[REQUIREMENT]
Restate all of the material, keeping every line identical to the original.

-*-*-

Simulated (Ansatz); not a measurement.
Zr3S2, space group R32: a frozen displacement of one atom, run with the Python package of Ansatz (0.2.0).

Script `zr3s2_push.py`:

-*-*-

[RESPONSE]
Simulated (Ansatz); not a measurement.
Zr3S2, space group R32: a frozen displacement of one atom, run with the Python package of Ansatz (0.2.0).

Script `zr3s2_push.py`:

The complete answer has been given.